(Beginning of Record extracts)

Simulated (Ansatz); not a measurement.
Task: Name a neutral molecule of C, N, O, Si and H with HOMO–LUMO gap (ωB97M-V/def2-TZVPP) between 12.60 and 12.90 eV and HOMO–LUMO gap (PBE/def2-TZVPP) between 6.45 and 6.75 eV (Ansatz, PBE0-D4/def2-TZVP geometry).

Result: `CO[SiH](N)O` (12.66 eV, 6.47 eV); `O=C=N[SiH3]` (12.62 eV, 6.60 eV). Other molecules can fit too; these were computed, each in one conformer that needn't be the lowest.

(End of Record extracts)

• Assignment
In full and without error, repeat the material above.

• Answer space
Simulated (Ansatz); not a measurement.
Task: Name a neutral molecule of C, N, O, Si and H with HOMO–LUMO gap (ωB97M-V/def2-TZVPP) between 12.60 and 12.90 eV and HOMO–LUMO gap (PBE/def2-TZVPP) between 6.45 and 6.75 eV (Ansatz, PBE0-D4/def2-TZVP geometry).

Result: `CO[SiH](N)O` (12.66 eV, 6.47 eV); `O=C=N[SiH3]` (12.62 eV, 6.60 eV). Other molecules can fit too; these were computed, each in one conformer that needn't be the lowest.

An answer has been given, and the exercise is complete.